......

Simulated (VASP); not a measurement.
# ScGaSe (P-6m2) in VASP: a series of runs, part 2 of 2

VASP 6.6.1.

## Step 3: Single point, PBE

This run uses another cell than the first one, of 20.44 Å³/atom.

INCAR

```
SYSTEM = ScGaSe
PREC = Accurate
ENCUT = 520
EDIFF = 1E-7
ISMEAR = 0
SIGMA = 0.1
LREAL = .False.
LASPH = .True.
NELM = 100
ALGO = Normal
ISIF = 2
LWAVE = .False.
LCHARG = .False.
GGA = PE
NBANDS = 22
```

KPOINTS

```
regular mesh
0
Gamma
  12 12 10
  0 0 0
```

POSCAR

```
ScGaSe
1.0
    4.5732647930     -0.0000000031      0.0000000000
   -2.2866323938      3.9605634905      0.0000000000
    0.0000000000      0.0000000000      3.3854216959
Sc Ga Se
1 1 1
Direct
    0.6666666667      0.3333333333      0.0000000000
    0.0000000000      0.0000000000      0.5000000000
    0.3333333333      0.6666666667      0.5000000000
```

......

Exercise: Every record shown above must be echoed exactly.

Task response:
Simulated (VASP); not a measurement.
# ScGaSe (P-6m2) in VASP: a series of runs, part 2 of 2

VASP 6.6.1.

## Step 3: Single point, PBE

This run uses another cell than the first one, of 20.44 Å³/atom.

INCAR

```
SYSTEM = ScGaSe
PREC = Accurate
ENCUT = 520
EDIFF = 1E-7
ISMEAR = 0
SIGMA = 0.1
LREAL = .False.
LASPH = .True.
NELM = 100
ALGO = Normal
ISIF = 2
LWAVE = .False.
LCHARG = .False.
GGA = PE
NBANDS = 22
```

KPOINTS

```
regular mesh
0
Gamma
  12 12 10
  0 0 0
```

POSCAR

```
ScGaSe
1.0
    4.5732647930     -0.0000000031      0.0000000000
   -2.2866323938      3.9605634905      0.0000000000
    0.0000000000      0.0000000000      3.3854216959
Sc Ga Se
1 1 1
Direct
    0.6666666667      0.3333333333      0.0000000000
    0.0000000000      0.0000000000      0.5000000000
    0.3333333333      0.6666666667      0.5000000000
```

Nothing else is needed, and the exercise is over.